ACTIVITY: Each record should be copied exactly, and none of them omitted.

SUPPLIED RECORDS:
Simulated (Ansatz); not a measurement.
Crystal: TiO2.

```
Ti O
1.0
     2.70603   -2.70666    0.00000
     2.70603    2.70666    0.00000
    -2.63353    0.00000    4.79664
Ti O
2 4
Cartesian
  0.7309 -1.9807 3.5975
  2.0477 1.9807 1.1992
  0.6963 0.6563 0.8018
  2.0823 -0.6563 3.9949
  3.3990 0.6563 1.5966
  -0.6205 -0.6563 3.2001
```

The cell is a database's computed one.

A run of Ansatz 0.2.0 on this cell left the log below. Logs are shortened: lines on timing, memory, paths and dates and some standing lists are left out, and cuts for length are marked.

PROBLEM SOLUTION:
Simulated (Ansatz); not a measurement.
Crystal: TiO2.

```
Ti O
1.0
     2.70603   -2.70666    0.00000
     2.70603    2.70666    0.00000
    -2.63353    0.00000    4.79664
Ti O
2 4
Cartesian
  0.7309 -1.9807 3.5975
  2.0477 1.9807 1.1992
  0.6963 0.6563 0.8018
  2.0823 -0.6563 3.9949
  3.3990 0.6563 1.5966
  -0.6205 -0.6563 3.2001
```

The cell is a database's computed one.

A run of Ansatz 0.2.0 on this cell left the log below. Logs are shortened: lines on timing, memory, paths and dates and some standing lists are left out, and cuts for length are marked.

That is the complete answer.